# Work instruction
Reply with the data below, repeated exactly in full.

# Supplied data
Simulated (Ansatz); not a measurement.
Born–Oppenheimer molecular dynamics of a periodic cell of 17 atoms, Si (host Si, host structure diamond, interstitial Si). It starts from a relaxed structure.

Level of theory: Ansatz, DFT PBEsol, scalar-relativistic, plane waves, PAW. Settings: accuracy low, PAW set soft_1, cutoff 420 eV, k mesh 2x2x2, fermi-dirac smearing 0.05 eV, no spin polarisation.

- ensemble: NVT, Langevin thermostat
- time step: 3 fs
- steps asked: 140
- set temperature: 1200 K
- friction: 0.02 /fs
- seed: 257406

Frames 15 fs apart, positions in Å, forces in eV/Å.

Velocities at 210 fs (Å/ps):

# Response
Simulated (Ansatz); not a measurement.
Born–Oppenheimer molecular dynamics of a periodic cell of 17 atoms, Si (host Si, host structure diamond, interstitial Si). It starts from a relaxed structure.

Level of theory: Ansatz, DFT PBEsol, scalar-relativistic, plane waves, PAW. Settings: accuracy low, PAW set soft_1, cutoff 420 eV, k mesh 2x2x2, fermi-dirac smearing 0.05 eV, no spin polarisation.

- ensemble: NVT, Langevin thermostat
- time step: 3 fs
- steps asked: 140
- set temperature: 1200 K
- friction: 0.02 /fs
- seed: 257406

Frames 15 fs apart, positions in Å, forces in eV/Å.

Velocities at 210 fs (Å/ps):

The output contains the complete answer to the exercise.